» **Requirement**
Please write each record out again word for word.

====================
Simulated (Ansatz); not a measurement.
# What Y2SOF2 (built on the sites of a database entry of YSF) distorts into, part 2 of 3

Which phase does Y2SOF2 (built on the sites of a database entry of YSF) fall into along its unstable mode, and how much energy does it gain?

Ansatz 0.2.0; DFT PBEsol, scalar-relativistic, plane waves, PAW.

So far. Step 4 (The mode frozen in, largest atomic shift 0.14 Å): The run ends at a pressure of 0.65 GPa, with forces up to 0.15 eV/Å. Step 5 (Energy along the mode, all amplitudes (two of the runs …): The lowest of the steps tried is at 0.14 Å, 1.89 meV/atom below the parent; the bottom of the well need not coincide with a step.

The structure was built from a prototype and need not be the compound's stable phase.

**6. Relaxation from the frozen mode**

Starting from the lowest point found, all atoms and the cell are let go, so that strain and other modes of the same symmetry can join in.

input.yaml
====================

» **Written reply**
Simulated (Ansatz); not a measurement.
# What Y2SOF2 (built on the sites of a database entry of YSF) distorts into, part 2 of 3

Which phase does Y2SOF2 (built on the sites of a database entry of YSF) fall into along its unstable mode, and how much energy does it gain?

Ansatz 0.2.0; DFT PBEsol, scalar-relativistic, plane waves, PAW.

So far. Step 4 (The mode frozen in, largest atomic shift 0.14 Å): The run ends at a pressure of 0.65 GPa, with forces up to 0.15 eV/Å. Step 5 (Energy along the mode, all amplitudes (two of the runs …): The lowest of the steps tried is at 0.14 Å, 1.89 meV/atom below the parent; the bottom of the well need not coincide with a step.

The structure was built from a prototype and need not be the compound's stable phase.

**6. Relaxation from the frozen mode**

Starting from the lowest point found, all atoms and the cell are let go, so that strain and other modes of the same symmetry can join in.

input.yaml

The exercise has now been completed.